---*---

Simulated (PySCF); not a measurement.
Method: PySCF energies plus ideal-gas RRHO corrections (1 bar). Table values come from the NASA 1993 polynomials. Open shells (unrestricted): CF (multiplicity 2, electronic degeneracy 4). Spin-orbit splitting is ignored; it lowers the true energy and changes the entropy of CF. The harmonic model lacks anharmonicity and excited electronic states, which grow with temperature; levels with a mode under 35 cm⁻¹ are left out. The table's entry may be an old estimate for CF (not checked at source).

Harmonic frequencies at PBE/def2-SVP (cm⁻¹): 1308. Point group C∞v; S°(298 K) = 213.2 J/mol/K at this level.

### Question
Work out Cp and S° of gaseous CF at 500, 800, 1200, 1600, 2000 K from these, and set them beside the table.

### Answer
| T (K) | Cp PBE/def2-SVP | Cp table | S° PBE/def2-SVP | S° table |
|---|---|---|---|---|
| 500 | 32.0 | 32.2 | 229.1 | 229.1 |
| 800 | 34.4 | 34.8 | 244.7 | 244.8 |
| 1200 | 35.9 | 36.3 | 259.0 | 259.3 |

---*---

EXERCISE: A word-for-word copy of the material above is required.

SOLUTION:
Simulated (PySCF); not a measurement.
Method: PySCF energies plus ideal-gas RRHO corrections (1 bar). Table values come from the NASA 1993 polynomials. Open shells (unrestricted): CF (multiplicity 2, electronic degeneracy 4). Spin-orbit splitting is ignored; it lowers the true energy and changes the entropy of CF. The harmonic model lacks anharmonicity and excited electronic states, which grow with temperature; levels with a mode under 35 cm⁻¹ are left out. The table's entry may be an old estimate for CF (not checked at source).

Harmonic frequencies at PBE/def2-SVP (cm⁻¹): 1308. Point group C∞v; S°(298 K) = 213.2 J/mol/K at this level.

### Question
Work out Cp and S° of gaseous CF at 500, 800, 1200, 1600, 2000 K from these, and set them beside the table.

### Answer
| T (K) | Cp PBE/def2-SVP | Cp table | S° PBE/def2-SVP | S° table |
|---|---|---|---|---|
| 500 | 32.0 | 32.2 | 229.1 | 229.1 |
| 800 | 34.4 | 34.8 | 244.7 | 244.8 |
| 1200 | 35.9 | 36.3 | 259.0 | 259.3 |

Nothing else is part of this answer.